===== Supplied material

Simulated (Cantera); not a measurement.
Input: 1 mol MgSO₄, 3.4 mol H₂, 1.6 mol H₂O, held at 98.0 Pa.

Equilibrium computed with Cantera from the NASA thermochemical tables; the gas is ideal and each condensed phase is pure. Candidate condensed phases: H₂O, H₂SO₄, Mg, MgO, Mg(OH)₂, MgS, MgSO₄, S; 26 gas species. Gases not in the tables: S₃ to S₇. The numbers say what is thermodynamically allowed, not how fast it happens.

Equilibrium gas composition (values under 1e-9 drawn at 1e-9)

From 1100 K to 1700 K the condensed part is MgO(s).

==========

- **Assignment**
All records shown above are to be reproduced without any alteration.

- **Answer space**
Simulated (Cantera); not a measurement.
Input: 1 mol MgSO₄, 3.4 mol H₂, 1.6 mol H₂O, held at 98.0 Pa.

Equilibrium computed with Cantera from the NASA thermochemical tables; the gas is ideal and each condensed phase is pure. Candidate condensed phases: H₂O, H₂SO₄, Mg, MgO, Mg(OH)₂, MgS, MgSO₄, S; 26 gas species. Gases not in the tables: S₃ to S₇. The numbers say what is thermodynamically allowed, not how fast it happens.

Equilibrium gas composition (values under 1e-9 drawn at 1e-9)

From 1100 K to 1700 K the condensed part is MgO(s).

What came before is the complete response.